STUDY MATERIAL START

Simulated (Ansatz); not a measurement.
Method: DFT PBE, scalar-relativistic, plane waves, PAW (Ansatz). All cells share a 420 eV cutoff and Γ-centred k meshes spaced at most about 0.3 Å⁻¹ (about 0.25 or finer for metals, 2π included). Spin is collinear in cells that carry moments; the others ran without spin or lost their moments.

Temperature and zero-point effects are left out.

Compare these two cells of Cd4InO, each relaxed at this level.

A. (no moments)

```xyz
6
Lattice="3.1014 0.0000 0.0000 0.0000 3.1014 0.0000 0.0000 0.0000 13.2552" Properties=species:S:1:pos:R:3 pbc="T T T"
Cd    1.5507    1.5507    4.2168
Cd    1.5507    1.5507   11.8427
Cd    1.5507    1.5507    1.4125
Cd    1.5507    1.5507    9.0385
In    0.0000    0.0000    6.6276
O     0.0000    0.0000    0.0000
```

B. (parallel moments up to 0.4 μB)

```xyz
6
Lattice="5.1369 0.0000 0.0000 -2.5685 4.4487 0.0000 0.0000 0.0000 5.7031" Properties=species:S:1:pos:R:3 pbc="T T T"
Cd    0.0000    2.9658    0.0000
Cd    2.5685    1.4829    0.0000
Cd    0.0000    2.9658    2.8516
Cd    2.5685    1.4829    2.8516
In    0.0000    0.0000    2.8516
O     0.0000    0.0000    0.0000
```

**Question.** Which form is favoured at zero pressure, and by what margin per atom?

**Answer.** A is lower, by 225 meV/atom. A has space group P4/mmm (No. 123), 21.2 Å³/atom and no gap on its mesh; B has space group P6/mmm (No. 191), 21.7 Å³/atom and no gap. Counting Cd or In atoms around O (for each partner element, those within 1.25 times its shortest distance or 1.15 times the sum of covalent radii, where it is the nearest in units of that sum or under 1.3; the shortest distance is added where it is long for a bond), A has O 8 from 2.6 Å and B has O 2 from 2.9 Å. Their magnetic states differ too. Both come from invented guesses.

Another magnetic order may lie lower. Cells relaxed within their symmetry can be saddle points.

STUDY MATERIAL END

→ REQUIRED ACTION:
Would you retype exactly the lines above, from the line with "B. (parallel moments up to 0.4 μB)" to the line with "margin per atom?", with both end lines kept and nothing more?

→ TASK SOLUTION:
B. (parallel moments up to 0.4 μB)

```xyz
6
Lattice="5.1369 0.0000 0.0000 -2.5685 4.4487 0.0000 0.0000 0.0000 5.7031" Properties=species:S:1:pos:R:3 pbc="T T T"
Cd    0.0000    2.9658    0.0000
Cd    2.5685    1.4829    0.0000
Cd    0.0000    2.9658    2.8516
Cd    2.5685    1.4829    2.8516
In    0.0000    0.0000    2.8516
O     0.0000    0.0000    0.0000
```

**Question.** Which form is favoured at zero pressure, and by what margin per atom?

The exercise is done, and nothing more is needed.